- [Work item]
Restate the listing exactly.

# # # #
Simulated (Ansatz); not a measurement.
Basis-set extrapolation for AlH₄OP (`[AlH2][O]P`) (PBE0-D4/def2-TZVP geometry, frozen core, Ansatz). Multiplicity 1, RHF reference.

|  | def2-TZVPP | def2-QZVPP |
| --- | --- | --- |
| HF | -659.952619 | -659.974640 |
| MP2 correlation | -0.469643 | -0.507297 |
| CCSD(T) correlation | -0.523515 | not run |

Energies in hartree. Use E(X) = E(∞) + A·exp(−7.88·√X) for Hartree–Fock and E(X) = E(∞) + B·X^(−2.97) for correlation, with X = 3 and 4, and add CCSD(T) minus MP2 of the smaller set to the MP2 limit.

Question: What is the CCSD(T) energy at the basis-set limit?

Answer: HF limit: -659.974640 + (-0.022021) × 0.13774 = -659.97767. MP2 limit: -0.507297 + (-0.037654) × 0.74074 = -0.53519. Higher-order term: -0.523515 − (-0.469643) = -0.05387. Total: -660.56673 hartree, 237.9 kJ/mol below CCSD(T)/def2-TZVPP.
# # # #

- [Reply]
Simulated (Ansatz); not a measurement.
Basis-set extrapolation for AlH₄OP (`[AlH2][O]P`) (PBE0-D4/def2-TZVP geometry, frozen core, Ansatz). Multiplicity 1, RHF reference.

|  | def2-TZVPP | def2-QZVPP |
| --- | --- | --- |
| HF | -659.952619 | -659.974640 |
| MP2 correlation | -0.469643 | -0.507297 |
| CCSD(T) correlation | -0.523515 | not run |

Energies in hartree. Use E(X) = E(∞) + A·exp(−7.88·√X) for Hartree–Fock and E(X) = E(∞) + B·X^(−2.97) for correlation, with X = 3 and 4, and add CCSD(T) minus MP2 of the smaller set to the MP2 limit.

Question: What is the CCSD(T) energy at the basis-set limit?

Answer: HF limit: -659.974640 + (-0.022021) × 0.13774 = -659.97767. MP2 limit: -0.507297 + (-0.037654) × 0.74074 = -0.53519. Higher-order term: -0.523515 − (-0.469643) = -0.05387. Total: -660.56673 hartree, 237.9 kJ/mol below CCSD(T)/def2-TZVPP.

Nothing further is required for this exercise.